Requirement >> Look through the records below for the line with "Question: Fill in the values left out." and the line with "Caveats: the structure", then return those lines and all lines between, exactly.

##########

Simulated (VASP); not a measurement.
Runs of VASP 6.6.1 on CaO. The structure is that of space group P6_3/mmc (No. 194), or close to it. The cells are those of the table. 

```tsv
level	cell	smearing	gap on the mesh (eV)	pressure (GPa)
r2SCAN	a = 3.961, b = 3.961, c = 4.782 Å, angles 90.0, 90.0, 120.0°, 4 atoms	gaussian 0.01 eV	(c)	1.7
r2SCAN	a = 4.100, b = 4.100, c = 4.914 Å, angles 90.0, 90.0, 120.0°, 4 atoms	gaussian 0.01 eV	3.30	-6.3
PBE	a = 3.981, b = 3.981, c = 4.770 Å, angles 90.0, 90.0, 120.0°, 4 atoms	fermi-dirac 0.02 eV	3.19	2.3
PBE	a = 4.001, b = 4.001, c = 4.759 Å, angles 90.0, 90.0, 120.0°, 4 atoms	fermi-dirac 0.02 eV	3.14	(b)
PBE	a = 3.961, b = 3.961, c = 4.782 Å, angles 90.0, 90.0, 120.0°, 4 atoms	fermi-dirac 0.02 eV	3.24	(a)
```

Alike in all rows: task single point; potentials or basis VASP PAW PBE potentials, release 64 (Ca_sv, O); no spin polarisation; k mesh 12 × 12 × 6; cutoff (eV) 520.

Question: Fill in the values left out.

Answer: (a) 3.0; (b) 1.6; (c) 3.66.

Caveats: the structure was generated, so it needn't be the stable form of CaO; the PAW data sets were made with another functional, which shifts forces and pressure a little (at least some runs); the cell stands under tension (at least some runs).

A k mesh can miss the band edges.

##########

Response box >>
Question: Fill in the values left out.

Answer: (a) 3.0; (b) 1.6; (c) 3.66.

Caveats: the structure was generated, so it needn't be the stable form of CaO; the PAW data sets were made with another functional, which shifts forces and pressure a little (at least some runs); the cell stands under tension (at least some runs).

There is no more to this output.